• _Work instruction_:
Set down, exactly as written, every line from the top of the records below to the line containing "Answer: −8.86 eV.", both ends included, and no others.

• _Material provided_:
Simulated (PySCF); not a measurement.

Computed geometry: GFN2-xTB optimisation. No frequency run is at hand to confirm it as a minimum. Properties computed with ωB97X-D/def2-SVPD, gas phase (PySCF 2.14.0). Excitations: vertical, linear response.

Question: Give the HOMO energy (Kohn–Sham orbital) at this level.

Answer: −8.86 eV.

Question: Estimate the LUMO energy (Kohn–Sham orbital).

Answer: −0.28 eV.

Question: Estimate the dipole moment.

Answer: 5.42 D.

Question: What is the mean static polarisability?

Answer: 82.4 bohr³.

• _Exercise answer_:
Simulated (PySCF); not a measurement.

Computed geometry: GFN2-xTB optimisation. No frequency run is at hand to confirm it as a minimum. Properties computed with ωB97X-D/def2-SVPD, gas phase (PySCF 2.14.0). Excitations: vertical, linear response.

Question: Give the HOMO energy (Kohn–Sham orbital) at this level.

Answer: −8.86 eV.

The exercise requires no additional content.